Work request
Your job is to copy all the entries precisely as they stand.

Extracted information
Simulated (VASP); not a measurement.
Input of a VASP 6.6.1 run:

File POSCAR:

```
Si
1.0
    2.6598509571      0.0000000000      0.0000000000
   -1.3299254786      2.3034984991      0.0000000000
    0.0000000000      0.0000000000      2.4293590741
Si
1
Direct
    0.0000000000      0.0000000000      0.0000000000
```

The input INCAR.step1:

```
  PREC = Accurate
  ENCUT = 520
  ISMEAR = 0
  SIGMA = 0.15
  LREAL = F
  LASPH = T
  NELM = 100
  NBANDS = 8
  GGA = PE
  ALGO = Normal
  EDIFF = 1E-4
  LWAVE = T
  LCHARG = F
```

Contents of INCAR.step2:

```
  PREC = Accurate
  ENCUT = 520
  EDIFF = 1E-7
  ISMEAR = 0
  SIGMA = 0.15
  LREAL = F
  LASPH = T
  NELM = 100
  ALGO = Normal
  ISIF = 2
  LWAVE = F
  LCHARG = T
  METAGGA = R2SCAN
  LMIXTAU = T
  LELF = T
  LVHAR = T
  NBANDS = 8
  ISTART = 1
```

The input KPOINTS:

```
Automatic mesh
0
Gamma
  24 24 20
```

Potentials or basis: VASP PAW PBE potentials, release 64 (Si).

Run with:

Problem solution
Simulated (VASP); not a measurement.
Input of a VASP 6.6.1 run:

File POSCAR:

```
Si
1.0
    2.6598509571      0.0000000000      0.0000000000
   -1.3299254786      2.3034984991      0.0000000000
    0.0000000000      0.0000000000      2.4293590741
Si
1
Direct
    0.0000000000      0.0000000000      0.0000000000
```

The input INCAR.step1:

```
  PREC = Accurate
  ENCUT = 520
  ISMEAR = 0
  SIGMA = 0.15
  LREAL = F
  LASPH = T
  NELM = 100
  NBANDS = 8
  GGA = PE
  ALGO = Normal
  EDIFF = 1E-4
  LWAVE = T
  LCHARG = F
```

Contents of INCAR.step2:

```
  PREC = Accurate
  ENCUT = 520
  EDIFF = 1E-7
  ISMEAR = 0
  SIGMA = 0.15
  LREAL = F
  LASPH = T
  NELM = 100
  ALGO = Normal
  ISIF = 2
  LWAVE = F
  LCHARG = T
  METAGGA = R2SCAN
  LMIXTAU = T
  LELF = T
  LVHAR = T
  NBANDS = 8
  ISTART = 1
```

The input KPOINTS:

```
Automatic mesh
0
Gamma
  24 24 20
```

Potentials or basis: VASP PAW PBE potentials, release 64 (Si).

Run with:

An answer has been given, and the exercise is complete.